• **ASSIGNMENT**
Quote the whole listing verbatim.

• **DATA UNDER STUDY**
= Beginning of Section =

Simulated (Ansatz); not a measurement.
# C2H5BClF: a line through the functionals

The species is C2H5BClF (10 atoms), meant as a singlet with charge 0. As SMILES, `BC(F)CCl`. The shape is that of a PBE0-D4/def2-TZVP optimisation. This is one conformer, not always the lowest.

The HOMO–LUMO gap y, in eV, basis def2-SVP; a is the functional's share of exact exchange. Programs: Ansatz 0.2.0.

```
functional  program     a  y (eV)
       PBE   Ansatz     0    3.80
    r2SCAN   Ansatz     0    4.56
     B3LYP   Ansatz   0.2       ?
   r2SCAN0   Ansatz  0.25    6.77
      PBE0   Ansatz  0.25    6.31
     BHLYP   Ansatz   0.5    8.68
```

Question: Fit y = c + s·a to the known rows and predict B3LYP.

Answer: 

= End of Section =

• **EXERCISE SOLUTION**
Simulated (Ansatz); not a measurement.
# C2H5BClF: a line through the functionals

The species is C2H5BClF (10 atoms), meant as a singlet with charge 0. As SMILES, `BC(F)CCl`. The shape is that of a PBE0-D4/def2-TZVP optimisation. This is one conformer, not always the lowest.

The HOMO–LUMO gap y, in eV, basis def2-SVP; a is the functional's share of exact exchange. Programs: Ansatz 0.2.0.

```
functional  program     a  y (eV)
       PBE   Ansatz     0    3.80
    r2SCAN   Ansatz     0    4.56
     B3LYP   Ansatz   0.2       ?
   r2SCAN0   Ansatz  0.25    6.77
      PBE0   Ansatz  0.25    6.31
     BHLYP   Ansatz   0.5    8.68
```

Question: Fit y = c + s·a to the known rows and predict B3LYP.

Answer: 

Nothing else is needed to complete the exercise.